++++

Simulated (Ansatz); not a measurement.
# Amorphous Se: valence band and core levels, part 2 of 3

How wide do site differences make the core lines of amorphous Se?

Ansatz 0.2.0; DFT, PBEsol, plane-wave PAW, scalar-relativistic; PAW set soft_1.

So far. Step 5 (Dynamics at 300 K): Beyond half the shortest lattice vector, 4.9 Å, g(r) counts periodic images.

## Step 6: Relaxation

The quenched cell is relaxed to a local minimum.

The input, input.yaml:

++++

* _Activity_:
Your task is to set down only the lines that run from the opening of the listing to the line with "Ansatz 0.2.0; DFT, PBEsol, plane-wave", both ends included, each unchanged.

* _Exercise result_:
Simulated (Ansatz); not a measurement.
# Amorphous Se: valence band and core levels, part 2 of 3

How wide do site differences make the core lines of amorphous Se?

Ansatz 0.2.0; DFT, PBEsol, plane-wave PAW, scalar-relativistic; PAW set soft_1.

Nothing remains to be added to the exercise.